**ASSIGNED TASK:**
Working from the top of the records below, reproduce each line exactly, ending once you have written the line containing "level of theory**".

-*-*-
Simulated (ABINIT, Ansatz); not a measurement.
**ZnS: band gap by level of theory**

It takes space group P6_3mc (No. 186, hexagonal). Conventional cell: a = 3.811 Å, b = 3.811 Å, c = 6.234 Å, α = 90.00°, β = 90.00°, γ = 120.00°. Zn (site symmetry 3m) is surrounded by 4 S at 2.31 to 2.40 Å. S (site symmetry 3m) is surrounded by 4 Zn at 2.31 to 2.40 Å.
-*-*-

**ANSWER AREA:**
Simulated (ABINIT, Ansatz); not a measurement.
**ZnS: band gap by level of theory**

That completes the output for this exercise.